#### DATA FOR ANALYSIS
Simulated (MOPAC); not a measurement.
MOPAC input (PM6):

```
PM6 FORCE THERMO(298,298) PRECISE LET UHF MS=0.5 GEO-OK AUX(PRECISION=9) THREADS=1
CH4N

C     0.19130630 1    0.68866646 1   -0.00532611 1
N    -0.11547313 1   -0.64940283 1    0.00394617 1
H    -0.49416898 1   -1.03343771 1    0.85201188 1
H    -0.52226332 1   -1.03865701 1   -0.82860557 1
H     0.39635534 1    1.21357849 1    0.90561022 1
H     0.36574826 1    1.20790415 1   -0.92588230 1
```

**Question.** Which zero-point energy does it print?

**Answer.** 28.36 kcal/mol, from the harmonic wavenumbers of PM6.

#### ASSIGNED TASK
Lines from the beginning of the data above through the line containing "does it print?" are to be returned exactly, and no others.

#### EXERCISE OUTPUT
Simulated (MOPAC); not a measurement.
MOPAC input (PM6):

```
PM6 FORCE THERMO(298,298) PRECISE LET UHF MS=0.5 GEO-OK AUX(PRECISION=9) THREADS=1
CH4N

C     0.19130630 1    0.68866646 1   -0.00532611 1
N    -0.11547313 1   -0.64940283 1    0.00394617 1
H    -0.49416898 1   -1.03343771 1    0.85201188 1
H    -0.52226332 1   -1.03865701 1   -0.82860557 1
H     0.39635534 1    1.21357849 1    0.90561022 1
H     0.36574826 1    1.20790415 1   -0.92588230 1
```

**Question.** Which zero-point energy does it print?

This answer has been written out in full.